_Action item_. Take the listing and give it again exactly, from its first line to its last line.

_Record extracts_.
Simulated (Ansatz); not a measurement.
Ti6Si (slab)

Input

_Task response_.
Simulated (Ansatz); not a measurement.
Ti6Si (slab)

Input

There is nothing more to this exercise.